◆ EXERCISE: Could you please repeat the data below word for word?

◆ GIVEN ENTRIES:
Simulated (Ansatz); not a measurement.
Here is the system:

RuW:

◆ EXERCISE SOLUTION:
Simulated (Ansatz); not a measurement.
Here is the system:

RuW:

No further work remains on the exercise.